BRIEF: From the records below, please repeat exactly the line that has "width 0.05 eV |", the line that has "Its results: band", and every line between them, and nothing else.

PROVIDED DATA:
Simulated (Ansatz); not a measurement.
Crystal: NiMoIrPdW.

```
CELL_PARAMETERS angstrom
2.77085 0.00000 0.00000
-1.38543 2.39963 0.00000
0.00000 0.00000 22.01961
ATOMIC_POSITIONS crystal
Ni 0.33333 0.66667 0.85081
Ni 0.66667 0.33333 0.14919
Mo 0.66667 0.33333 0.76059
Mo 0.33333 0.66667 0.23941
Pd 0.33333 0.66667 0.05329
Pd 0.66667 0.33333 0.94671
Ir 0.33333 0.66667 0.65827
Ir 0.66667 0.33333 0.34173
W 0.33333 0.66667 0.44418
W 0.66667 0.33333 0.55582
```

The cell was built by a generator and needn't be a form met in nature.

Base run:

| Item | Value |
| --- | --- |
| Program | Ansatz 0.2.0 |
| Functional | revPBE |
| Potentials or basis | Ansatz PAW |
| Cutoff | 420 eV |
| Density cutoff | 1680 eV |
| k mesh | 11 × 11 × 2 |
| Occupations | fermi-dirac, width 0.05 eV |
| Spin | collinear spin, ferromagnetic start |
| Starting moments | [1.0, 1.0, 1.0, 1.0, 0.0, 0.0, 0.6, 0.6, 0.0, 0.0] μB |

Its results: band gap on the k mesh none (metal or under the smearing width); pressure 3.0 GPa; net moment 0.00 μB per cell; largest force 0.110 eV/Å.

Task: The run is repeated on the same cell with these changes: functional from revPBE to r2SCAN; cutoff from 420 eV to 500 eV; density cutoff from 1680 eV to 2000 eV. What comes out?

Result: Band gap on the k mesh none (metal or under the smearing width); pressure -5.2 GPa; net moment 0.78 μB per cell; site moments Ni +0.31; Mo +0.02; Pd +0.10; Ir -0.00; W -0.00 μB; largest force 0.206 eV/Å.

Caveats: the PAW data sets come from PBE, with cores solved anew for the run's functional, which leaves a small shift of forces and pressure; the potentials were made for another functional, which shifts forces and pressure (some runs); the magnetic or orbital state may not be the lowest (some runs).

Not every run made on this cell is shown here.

RESULT:
| Occupations | fermi-dirac, width 0.05 eV |
| Spin | collinear spin, ferromagnetic start |
| Starting moments | [1.0, 1.0, 1.0, 1.0, 0.0, 0.0, 0.6, 0.6, 0.0, 0.0] μB |

Its results: band gap on the k mesh none (metal or under the smearing width); pressure 3.0 GPa; net moment 0.00 μB per cell; largest force 0.110 eV/Å.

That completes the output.